**Data records:**
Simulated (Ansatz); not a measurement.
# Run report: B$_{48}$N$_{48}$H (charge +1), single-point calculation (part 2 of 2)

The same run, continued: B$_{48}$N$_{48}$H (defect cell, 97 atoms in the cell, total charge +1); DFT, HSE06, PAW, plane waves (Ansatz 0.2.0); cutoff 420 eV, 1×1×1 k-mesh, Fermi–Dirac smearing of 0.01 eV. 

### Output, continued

**Exercise:** Return the span of lines in the data above that opens at the line with "(part 2 of 2)" and closes at the line with "of 0.01 eV.", exactly, ends included, nothing else.

**Exercise result:**
# Run report: B$_{48}$N$_{48}$H (charge +1), single-point calculation (part 2 of 2)

The same run, continued: B$_{48}$N$_{48}$H (defect cell, 97 atoms in the cell, total charge +1); DFT, HSE06, PAW, plane waves (Ansatz 0.2.0); cutoff 420 eV, 1×1×1 k-mesh, Fermi–Dirac smearing of 0.01 eV. 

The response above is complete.